> [Requirement]
Until you reach the line containing "no spin polarisation", reproduce each line of the listing exactly, please, and include that line as well.

^^^^^^^^

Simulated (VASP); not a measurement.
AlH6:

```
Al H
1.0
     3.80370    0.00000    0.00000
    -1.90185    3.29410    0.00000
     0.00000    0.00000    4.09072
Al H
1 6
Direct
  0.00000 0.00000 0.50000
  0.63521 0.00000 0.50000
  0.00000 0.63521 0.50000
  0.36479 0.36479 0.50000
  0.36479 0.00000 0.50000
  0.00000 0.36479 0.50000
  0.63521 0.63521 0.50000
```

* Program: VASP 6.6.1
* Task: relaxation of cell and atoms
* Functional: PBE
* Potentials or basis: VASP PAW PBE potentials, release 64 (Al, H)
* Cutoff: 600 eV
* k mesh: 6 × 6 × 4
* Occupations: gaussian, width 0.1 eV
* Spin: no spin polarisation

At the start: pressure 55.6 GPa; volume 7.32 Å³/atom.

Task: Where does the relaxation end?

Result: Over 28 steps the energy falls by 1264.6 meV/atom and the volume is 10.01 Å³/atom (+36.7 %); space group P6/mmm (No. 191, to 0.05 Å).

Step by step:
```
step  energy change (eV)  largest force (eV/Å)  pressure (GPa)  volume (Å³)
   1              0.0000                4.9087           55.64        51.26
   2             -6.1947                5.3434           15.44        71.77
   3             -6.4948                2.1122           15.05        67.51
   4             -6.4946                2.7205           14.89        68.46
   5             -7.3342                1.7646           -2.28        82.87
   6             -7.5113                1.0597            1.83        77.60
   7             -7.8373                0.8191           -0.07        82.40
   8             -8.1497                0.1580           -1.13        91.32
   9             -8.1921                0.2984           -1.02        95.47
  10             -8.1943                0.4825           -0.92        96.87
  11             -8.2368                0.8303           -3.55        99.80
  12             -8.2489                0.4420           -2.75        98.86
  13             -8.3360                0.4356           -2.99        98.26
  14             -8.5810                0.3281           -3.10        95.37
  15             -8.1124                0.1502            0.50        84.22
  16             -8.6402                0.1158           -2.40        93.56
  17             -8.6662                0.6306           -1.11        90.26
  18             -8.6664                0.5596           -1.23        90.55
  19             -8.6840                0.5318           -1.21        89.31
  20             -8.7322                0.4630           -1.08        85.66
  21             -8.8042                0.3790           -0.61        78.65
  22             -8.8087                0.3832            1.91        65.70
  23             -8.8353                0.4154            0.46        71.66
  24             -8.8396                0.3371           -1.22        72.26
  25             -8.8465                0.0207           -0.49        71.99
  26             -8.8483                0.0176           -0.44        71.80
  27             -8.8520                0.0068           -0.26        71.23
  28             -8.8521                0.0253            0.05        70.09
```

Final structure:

^^^^^^^^

> [Answer box]
Simulated (VASP); not a measurement.
AlH6:

```
Al H
1.0
     3.80370    0.00000    0.00000
    -1.90185    3.29410    0.00000
     0.00000    0.00000    4.09072
Al H
1 6
Direct
  0.00000 0.00000 0.50000
  0.63521 0.00000 0.50000
  0.00000 0.63521 0.50000
  0.36479 0.36479 0.50000
  0.36479 0.00000 0.50000
  0.00000 0.36479 0.50000
  0.63521 0.63521 0.50000
```

* Program: VASP 6.6.1
* Task: relaxation of cell and atoms
* Functional: PBE
* Potentials or basis: VASP PAW PBE potentials, release 64 (Al, H)
* Cutoff: 600 eV
* k mesh: 6 × 6 × 4
* Occupations: gaussian, width 0.1 eV
* Spin: no spin polarisation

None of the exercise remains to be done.